SOURCE INFORMATION section start

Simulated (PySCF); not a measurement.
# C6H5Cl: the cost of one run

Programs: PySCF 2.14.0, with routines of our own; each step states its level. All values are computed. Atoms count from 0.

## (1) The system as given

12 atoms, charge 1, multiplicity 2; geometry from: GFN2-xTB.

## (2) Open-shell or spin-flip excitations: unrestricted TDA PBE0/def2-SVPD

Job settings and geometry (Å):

SOURCE INFORMATION section end

■ **EXERCISE**
Retype the material exactly, including every line.

■ **EXERCISE RESULT**
Simulated (PySCF); not a measurement.
# C6H5Cl: the cost of one run

Programs: PySCF 2.14.0, with routines of our own; each step states its level. All values are computed. Atoms count from 0.

## (1) The system as given

12 atoms, charge 1, multiplicity 2; geometry from: GFN2-xTB.

## (2) Open-shell or spin-flip excitations: unrestricted TDA PBE0/def2-SVPD

Job settings and geometry (Å):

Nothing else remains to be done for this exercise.